Assignment: Transcribe the records below exactly, from their first line through the line containing "POTCAR, in this". Omit every line after it.

BEGIN

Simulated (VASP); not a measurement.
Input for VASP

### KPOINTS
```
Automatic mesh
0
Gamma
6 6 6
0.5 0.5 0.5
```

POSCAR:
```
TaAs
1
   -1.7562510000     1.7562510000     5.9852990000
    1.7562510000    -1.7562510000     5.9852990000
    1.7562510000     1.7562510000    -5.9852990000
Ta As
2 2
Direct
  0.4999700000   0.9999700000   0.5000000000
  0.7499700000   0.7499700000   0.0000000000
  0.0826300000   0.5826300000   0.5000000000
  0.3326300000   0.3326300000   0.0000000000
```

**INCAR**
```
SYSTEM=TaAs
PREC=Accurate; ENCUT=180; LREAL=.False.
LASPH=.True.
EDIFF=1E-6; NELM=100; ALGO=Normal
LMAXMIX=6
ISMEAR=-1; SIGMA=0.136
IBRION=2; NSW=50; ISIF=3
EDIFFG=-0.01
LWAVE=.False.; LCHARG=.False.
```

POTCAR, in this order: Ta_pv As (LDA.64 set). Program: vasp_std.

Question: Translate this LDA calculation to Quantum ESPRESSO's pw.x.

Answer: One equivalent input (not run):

END

Reply:
Simulated (VASP); not a measurement.
Input for VASP

### KPOINTS
```
Automatic mesh
0
Gamma
6 6 6
0.5 0.5 0.5
```

POSCAR:
```
TaAs
1
   -1.7562510000     1.7562510000     5.9852990000
    1.7562510000    -1.7562510000     5.9852990000
    1.7562510000     1.7562510000    -5.9852990000
Ta As
2 2
Direct
  0.4999700000   0.9999700000   0.5000000000
  0.7499700000   0.7499700000   0.0000000000
  0.0826300000   0.5826300000   0.5000000000
  0.3326300000   0.3326300000   0.0000000000
```

**INCAR**
```
SYSTEM=TaAs
PREC=Accurate; ENCUT=180; LREAL=.False.
LASPH=.True.
EDIFF=1E-6; NELM=100; ALGO=Normal
LMAXMIX=6
ISMEAR=-1; SIGMA=0.136
IBRION=2; NSW=50; ISIF=3
EDIFFG=-0.01
LWAVE=.False.; LCHARG=.False.
```

POTCAR, in this order: Ta_pv As (LDA.64 set). Program: vasp_std.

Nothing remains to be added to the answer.